● Activity
Look for the line that has "-23.70 | -0.015 |" in the material below; please repeat it and every line after it, exactly, up to and including the line that has "1.385 | -0.0049 |", and nothing else.

--- Dataset extract Enclosed Below ---

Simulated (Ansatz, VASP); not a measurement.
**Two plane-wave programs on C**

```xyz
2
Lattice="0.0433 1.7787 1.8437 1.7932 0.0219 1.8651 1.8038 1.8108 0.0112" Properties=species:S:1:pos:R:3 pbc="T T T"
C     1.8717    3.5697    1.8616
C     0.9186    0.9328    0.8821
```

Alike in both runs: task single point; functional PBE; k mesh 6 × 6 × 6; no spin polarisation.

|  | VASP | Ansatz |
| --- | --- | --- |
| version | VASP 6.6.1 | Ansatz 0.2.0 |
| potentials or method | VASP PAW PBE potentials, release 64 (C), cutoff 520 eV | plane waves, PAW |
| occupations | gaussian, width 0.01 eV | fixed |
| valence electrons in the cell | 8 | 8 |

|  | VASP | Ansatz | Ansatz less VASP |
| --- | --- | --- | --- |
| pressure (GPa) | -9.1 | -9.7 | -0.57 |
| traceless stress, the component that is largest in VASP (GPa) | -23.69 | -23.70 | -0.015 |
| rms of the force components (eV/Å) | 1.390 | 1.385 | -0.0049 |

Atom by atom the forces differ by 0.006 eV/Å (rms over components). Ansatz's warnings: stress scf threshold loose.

--- End of Enclosed Dataset extract ---

● Exercise solution
| traceless stress, the component that is largest in VASP (GPa) | -23.69 | -23.70 | -0.015 |
| rms of the force components (eV/Å) | 1.390 | 1.385 | -0.0049 |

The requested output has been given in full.